**EXTRACTED ENTRIES**
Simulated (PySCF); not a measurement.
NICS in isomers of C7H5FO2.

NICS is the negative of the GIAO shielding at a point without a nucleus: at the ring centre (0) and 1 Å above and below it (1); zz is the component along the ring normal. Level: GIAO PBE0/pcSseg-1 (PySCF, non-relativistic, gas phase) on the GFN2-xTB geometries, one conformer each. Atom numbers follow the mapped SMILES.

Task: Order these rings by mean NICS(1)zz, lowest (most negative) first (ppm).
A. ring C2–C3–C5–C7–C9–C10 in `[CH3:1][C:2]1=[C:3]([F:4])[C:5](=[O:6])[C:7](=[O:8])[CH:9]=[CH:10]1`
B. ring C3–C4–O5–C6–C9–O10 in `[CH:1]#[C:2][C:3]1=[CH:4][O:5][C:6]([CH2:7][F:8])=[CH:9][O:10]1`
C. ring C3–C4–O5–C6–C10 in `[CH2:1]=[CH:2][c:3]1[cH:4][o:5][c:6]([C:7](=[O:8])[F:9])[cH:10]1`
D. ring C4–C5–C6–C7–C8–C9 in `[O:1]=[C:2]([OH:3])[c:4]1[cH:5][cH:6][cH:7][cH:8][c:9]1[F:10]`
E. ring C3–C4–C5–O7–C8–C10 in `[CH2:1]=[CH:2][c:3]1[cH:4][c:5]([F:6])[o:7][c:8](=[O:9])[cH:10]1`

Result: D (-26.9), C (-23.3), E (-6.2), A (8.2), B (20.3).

**WORK REQUEST**
Please return the lines above exactly, from the first one down to the line with "E. ring C3–C4–C5–O7–C8–C10", and stop after that line.

**EXPECTED ANSWER**
Simulated (PySCF); not a measurement.
NICS in isomers of C7H5FO2.

NICS is the negative of the GIAO shielding at a point without a nucleus: at the ring centre (0) and 1 Å above and below it (1); zz is the component along the ring normal. Level: GIAO PBE0/pcSseg-1 (PySCF, non-relativistic, gas phase) on the GFN2-xTB geometries, one conformer each. Atom numbers follow the mapped SMILES.

Task: Order these rings by mean NICS(1)zz, lowest (most negative) first (ppm).
A. ring C2–C3–C5–C7–C9–C10 in `[CH3:1][C:2]1=[C:3]([F:4])[C:5](=[O:6])[C:7](=[O:8])[CH:9]=[CH:10]1`
B. ring C3–C4–O5–C6–C9–O10 in `[CH:1]#[C:2][C:3]1=[CH:4][O:5][C:6]([CH2:7][F:8])=[CH:9][O:10]1`
C. ring C3–C4–O5–C6–C10 in `[CH2:1]=[CH:2][c:3]1[cH:4][o:5][c:6]([C:7](=[O:8])[F:9])[cH:10]1`
D. ring C4–C5–C6–C7–C8–C9 in `[O:1]=[C:2]([OH:3])[c:4]1[cH:5][cH:6][cH:7][cH:8][c:9]1[F:10]`
E. ring C3–C4–C5–O7–C8–C10 in `[CH2:1]=[CH:2][c:3]1[cH:4][c:5]([F:6])[o:7][c:8](=[O:9])[cH:10]1`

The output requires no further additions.